#### Work task:
How does the data below read from its first line through the line containing "A: Band gap"? Print those lines exactly.

##### Stored data

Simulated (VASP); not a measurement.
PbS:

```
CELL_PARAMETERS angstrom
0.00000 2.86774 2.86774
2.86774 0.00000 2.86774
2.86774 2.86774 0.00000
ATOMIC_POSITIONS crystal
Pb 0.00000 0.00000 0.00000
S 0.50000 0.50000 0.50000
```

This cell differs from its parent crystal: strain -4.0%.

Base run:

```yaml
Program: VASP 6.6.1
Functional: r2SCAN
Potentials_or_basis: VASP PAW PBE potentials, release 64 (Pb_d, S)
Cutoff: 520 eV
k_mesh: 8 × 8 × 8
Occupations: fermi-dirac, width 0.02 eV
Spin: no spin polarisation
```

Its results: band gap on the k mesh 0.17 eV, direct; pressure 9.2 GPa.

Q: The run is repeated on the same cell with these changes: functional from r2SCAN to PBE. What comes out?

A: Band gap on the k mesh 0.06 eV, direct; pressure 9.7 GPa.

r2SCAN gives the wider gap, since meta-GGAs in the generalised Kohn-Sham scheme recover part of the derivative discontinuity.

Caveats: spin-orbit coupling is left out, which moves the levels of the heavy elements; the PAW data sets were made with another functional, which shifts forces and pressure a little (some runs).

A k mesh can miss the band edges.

##########

#### Response:
Simulated (VASP); not a measurement.
PbS:

```
CELL_PARAMETERS angstrom
0.00000 2.86774 2.86774
2.86774 0.00000 2.86774
2.86774 2.86774 0.00000
ATOMIC_POSITIONS crystal
Pb 0.00000 0.00000 0.00000
S 0.50000 0.50000 0.50000
```

This cell differs from its parent crystal: strain -4.0%.

Base run:

```yaml
Program: VASP 6.6.1
Functional: r2SCAN
Potentials_or_basis: VASP PAW PBE potentials, release 64 (Pb_d, S)
Cutoff: 520 eV
k_mesh: 8 × 8 × 8
Occupations: fermi-dirac, width 0.02 eV
Spin: no spin polarisation
```

Its results: band gap on the k mesh 0.17 eV, direct; pressure 9.2 GPa.

Q: The run is repeated on the same cell with these changes: functional from r2SCAN to PBE. What comes out?

A: Band gap on the k mesh 0.06 eV, direct; pressure 9.7 GPa.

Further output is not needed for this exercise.